Please restate, exactly as written, the lines running from the beginning of the material through the line that has "## Step 1: Starting point" in it.

--- START ---
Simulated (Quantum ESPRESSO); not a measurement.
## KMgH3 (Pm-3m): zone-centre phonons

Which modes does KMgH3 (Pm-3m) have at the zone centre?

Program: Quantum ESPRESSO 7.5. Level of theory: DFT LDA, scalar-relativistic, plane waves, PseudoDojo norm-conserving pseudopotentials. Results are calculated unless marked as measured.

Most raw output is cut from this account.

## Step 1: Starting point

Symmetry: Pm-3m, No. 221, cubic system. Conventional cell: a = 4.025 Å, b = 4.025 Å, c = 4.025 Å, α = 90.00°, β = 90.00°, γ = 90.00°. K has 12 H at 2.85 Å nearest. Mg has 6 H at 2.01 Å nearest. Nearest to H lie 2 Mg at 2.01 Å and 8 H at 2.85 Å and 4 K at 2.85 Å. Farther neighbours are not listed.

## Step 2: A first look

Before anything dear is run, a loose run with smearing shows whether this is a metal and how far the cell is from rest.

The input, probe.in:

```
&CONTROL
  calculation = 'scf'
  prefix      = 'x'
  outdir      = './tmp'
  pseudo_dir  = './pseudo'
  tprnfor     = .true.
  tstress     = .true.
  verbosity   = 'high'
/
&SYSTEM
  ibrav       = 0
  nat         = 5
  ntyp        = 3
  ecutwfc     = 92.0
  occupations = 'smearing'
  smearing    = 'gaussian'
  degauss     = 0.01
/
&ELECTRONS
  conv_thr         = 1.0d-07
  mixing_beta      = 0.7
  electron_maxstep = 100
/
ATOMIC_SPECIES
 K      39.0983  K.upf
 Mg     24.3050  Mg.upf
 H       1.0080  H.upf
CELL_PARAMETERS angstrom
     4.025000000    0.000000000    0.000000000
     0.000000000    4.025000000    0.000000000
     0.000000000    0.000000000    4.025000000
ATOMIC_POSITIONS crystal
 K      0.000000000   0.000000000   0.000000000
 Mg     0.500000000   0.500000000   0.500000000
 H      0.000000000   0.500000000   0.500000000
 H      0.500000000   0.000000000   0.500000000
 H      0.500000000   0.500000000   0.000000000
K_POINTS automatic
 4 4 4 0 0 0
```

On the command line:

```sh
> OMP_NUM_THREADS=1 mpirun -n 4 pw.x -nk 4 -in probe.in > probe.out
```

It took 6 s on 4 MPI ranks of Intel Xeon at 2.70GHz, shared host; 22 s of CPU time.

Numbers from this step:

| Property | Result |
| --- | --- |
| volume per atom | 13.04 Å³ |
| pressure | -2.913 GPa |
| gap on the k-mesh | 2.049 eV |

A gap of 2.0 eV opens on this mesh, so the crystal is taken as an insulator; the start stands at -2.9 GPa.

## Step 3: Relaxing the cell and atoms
--- END ---

Response:
Simulated (Quantum ESPRESSO); not a measurement.
## KMgH3 (Pm-3m): zone-centre phonons

Which modes does KMgH3 (Pm-3m) have at the zone centre?

Program: Quantum ESPRESSO 7.5. Level of theory: DFT LDA, scalar-relativistic, plane waves, PseudoDojo norm-conserving pseudopotentials. Results are calculated unless marked as measured.

Most raw output is cut from this account.

## Step 1: Starting point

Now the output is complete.